**PROVIDED RECORDS:**

....................

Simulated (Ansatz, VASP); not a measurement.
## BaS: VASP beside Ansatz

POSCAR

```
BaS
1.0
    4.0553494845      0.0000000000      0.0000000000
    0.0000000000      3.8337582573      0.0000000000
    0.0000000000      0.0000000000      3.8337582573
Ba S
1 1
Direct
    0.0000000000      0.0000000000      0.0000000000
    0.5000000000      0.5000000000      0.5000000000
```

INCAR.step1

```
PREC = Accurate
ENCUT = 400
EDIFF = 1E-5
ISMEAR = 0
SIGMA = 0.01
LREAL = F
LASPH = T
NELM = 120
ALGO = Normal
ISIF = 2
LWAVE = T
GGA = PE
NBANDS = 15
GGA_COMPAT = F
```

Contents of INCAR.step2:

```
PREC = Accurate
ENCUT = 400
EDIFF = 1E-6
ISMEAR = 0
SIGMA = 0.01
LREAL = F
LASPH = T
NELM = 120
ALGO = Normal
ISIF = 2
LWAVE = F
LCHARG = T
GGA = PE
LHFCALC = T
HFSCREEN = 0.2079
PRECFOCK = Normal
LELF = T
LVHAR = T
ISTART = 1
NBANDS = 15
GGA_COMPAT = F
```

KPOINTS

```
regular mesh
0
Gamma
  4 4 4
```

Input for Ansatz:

....................

Starting with the first line of the entries and ending with the line that has "INCAR.step1", copy each line exactly and add nothing.

**ANSWER BOX:**
Simulated (Ansatz, VASP); not a measurement.
## BaS: VASP beside Ansatz

POSCAR

```
BaS
1.0
    4.0553494845      0.0000000000      0.0000000000
    0.0000000000      3.8337582573      0.0000000000
    0.0000000000      0.0000000000      3.8337582573
Ba S
1 1
Direct
    0.0000000000      0.0000000000      0.0000000000
    0.5000000000      0.5000000000      0.5000000000
```

INCAR.step1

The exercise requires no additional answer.